● WORK TASK
Print every line of the data exactly as shown.

· · · ·
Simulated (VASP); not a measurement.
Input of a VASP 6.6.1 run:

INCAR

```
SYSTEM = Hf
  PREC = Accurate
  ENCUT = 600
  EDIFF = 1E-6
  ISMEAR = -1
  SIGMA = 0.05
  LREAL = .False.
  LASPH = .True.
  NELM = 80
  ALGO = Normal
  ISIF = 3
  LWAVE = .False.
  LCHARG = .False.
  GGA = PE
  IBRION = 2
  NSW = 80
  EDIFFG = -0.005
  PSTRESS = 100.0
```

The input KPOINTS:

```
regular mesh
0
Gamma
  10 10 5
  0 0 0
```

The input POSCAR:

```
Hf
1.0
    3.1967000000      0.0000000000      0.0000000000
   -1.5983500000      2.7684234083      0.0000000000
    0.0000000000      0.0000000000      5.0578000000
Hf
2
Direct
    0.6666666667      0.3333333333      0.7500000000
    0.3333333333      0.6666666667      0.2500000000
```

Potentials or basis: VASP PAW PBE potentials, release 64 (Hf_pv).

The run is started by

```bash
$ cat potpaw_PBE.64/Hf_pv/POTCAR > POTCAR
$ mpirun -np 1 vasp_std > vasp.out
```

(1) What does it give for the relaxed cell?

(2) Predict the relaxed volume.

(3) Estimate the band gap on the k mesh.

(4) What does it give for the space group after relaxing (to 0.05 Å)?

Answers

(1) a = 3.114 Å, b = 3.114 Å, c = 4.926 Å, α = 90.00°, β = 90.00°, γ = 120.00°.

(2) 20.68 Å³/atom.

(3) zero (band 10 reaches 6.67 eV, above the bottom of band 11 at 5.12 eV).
· · · ·

● YOUR SOLUTION
Simulated (VASP); not a measurement.
Input of a VASP 6.6.1 run:

INCAR

```
SYSTEM = Hf
  PREC = Accurate
  ENCUT = 600
  EDIFF = 1E-6
  ISMEAR = -1
  SIGMA = 0.05
  LREAL = .False.
  LASPH = .True.
  NELM = 80
  ALGO = Normal
  ISIF = 3
  LWAVE = .False.
  LCHARG = .False.
  GGA = PE
  IBRION = 2
  NSW = 80
  EDIFFG = -0.005
  PSTRESS = 100.0
```

The input KPOINTS:

```
regular mesh
0
Gamma
  10 10 5
  0 0 0
```

The input POSCAR:

```
Hf
1.0
    3.1967000000      0.0000000000      0.0000000000
   -1.5983500000      2.7684234083      0.0000000000
    0.0000000000      0.0000000000      5.0578000000
Hf
2
Direct
    0.6666666667      0.3333333333      0.7500000000
    0.3333333333      0.6666666667      0.2500000000
```

Potentials or basis: VASP PAW PBE potentials, release 64 (Hf_pv).

The run is started by

```bash
$ cat potpaw_PBE.64/Hf_pv/POTCAR > POTCAR
$ mpirun -np 1 vasp_std > vasp.out
```

(1) What does it give for the relaxed cell?

(2) Predict the relaxed volume.

(3) Estimate the band gap on the k mesh.

(4) What does it give for the space group after relaxing (to 0.05 Å)?

Answers

(1) a = 3.114 Å, b = 3.114 Å, c = 4.926 Å, α = 90.00°, β = 90.00°, γ = 120.00°.

(2) 20.68 Å³/atom.

(3) zero (band 10 reaches 6.67 eV, above the bottom of band 11 at 5.12 eV).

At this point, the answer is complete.